....................

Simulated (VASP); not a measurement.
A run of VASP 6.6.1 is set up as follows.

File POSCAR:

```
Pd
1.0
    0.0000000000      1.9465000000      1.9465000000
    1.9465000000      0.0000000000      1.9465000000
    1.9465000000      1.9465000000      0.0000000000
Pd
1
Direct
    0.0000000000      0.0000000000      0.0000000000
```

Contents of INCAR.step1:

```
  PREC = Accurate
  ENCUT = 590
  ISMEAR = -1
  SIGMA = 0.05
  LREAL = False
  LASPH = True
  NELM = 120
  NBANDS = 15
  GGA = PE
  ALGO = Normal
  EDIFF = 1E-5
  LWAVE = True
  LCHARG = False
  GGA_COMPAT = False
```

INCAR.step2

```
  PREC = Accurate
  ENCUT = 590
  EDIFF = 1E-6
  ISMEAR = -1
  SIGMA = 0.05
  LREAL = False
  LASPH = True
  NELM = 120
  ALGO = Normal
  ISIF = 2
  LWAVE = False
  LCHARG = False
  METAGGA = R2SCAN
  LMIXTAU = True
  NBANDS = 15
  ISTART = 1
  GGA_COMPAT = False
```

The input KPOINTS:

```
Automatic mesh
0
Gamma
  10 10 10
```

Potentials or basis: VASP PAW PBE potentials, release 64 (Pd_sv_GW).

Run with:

....................

▸ Assignment
From start to finish, retype the records above with complete accuracy.

▸ Solution
Simulated (VASP); not a measurement.
A run of VASP 6.6.1 is set up as follows.

File POSCAR:

```
Pd
1.0
    0.0000000000      1.9465000000      1.9465000000
    1.9465000000      0.0000000000      1.9465000000
    1.9465000000      1.9465000000      0.0000000000
Pd
1
Direct
    0.0000000000      0.0000000000      0.0000000000
```

Contents of INCAR.step1:

```
  PREC = Accurate
  ENCUT = 590
  ISMEAR = -1
  SIGMA = 0.05
  LREAL = False
  LASPH = True
  NELM = 120
  NBANDS = 15
  GGA = PE
  ALGO = Normal
  EDIFF = 1E-5
  LWAVE = True
  LCHARG = False
  GGA_COMPAT = False
```

INCAR.step2

```
  PREC = Accurate
  ENCUT = 590
  EDIFF = 1E-6
  ISMEAR = -1
  SIGMA = 0.05
  LREAL = False
  LASPH = True
  NELM = 120
  ALGO = Normal
  ISIF = 2
  LWAVE = False
  LCHARG = False
  METAGGA = R2SCAN
  LMIXTAU = True
  NBANDS = 15
  ISTART = 1
  GGA_COMPAT = False
```

The input KPOINTS:

```
Automatic mesh
0
Gamma
  10 10 10
```

Potentials or basis: VASP PAW PBE potentials, release 64 (Pd_sv_GW).

Run with:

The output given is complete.